§ **Available data**
==============================
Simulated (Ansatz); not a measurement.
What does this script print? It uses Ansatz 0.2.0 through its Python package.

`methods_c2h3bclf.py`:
==============================

§ **Required action**
When copying the data above, please keep exactly the lines from its first line through the line with "What does this", both ends included, and drop the rest.

§ **Written answer**
Simulated (Ansatz); not a measurement.
What does this script print? It uses Ansatz 0.2.0 through its Python package.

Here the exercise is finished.